Please output the data below exactly as given, starting at its first line and stopping after the line that contains "Task: Fit the".

[Dataset excerpts — start]

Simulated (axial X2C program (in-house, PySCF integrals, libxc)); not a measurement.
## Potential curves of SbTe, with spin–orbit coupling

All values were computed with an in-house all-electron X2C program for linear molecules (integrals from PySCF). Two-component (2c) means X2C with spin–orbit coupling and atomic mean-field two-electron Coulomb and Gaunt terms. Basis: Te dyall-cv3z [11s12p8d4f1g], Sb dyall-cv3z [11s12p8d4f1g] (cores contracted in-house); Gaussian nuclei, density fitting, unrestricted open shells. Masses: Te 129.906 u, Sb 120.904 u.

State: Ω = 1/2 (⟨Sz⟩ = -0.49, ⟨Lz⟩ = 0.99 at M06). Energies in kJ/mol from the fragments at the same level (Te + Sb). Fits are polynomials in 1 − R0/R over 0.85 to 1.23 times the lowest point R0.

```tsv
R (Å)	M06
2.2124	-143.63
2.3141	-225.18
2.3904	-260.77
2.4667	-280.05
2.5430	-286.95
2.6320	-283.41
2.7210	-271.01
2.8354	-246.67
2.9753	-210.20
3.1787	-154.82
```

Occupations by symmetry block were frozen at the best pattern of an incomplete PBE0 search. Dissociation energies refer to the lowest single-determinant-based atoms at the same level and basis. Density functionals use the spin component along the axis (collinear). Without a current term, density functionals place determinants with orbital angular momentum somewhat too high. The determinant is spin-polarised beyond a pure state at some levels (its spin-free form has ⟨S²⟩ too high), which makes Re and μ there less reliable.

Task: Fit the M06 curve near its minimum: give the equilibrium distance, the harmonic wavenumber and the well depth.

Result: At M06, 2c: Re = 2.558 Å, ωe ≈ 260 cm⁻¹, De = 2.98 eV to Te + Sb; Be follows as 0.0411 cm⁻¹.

[Dataset excerpts — finish]

*Task answer:*
Simulated (axial X2C program (in-house, PySCF integrals, libxc)); not a measurement.
## Potential curves of SbTe, with spin–orbit coupling

All values were computed with an in-house all-electron X2C program for linear molecules (integrals from PySCF). Two-component (2c) means X2C with spin–orbit coupling and atomic mean-field two-electron Coulomb and Gaunt terms. Basis: Te dyall-cv3z [11s12p8d4f1g], Sb dyall-cv3z [11s12p8d4f1g] (cores contracted in-house); Gaussian nuclei, density fitting, unrestricted open shells. Masses: Te 129.906 u, Sb 120.904 u.

State: Ω = 1/2 (⟨Sz⟩ = -0.49, ⟨Lz⟩ = 0.99 at M06). Energies in kJ/mol from the fragments at the same level (Te + Sb). Fits are polynomials in 1 − R0/R over 0.85 to 1.23 times the lowest point R0.

```tsv
R (Å)	M06
2.2124	-143.63
2.3141	-225.18
2.3904	-260.77
2.4667	-280.05
2.5430	-286.95
2.6320	-283.41
2.7210	-271.01
2.8354	-246.67
2.9753	-210.20
3.1787	-154.82
```

Occupations by symmetry block were frozen at the best pattern of an incomplete PBE0 search. Dissociation energies refer to the lowest single-determinant-based atoms at the same level and basis. Density functionals use the spin component along the axis (collinear). Without a current term, density functionals place determinants with orbital angular momentum somewhat too high. The determinant is spin-polarised beyond a pure state at some levels (its spin-free form has ⟨S²⟩ too high), which makes Re and μ there less reliable.

Task: Fit the M06 curve near its minimum: give the equilibrium distance, the harmonic wavenumber and the well depth.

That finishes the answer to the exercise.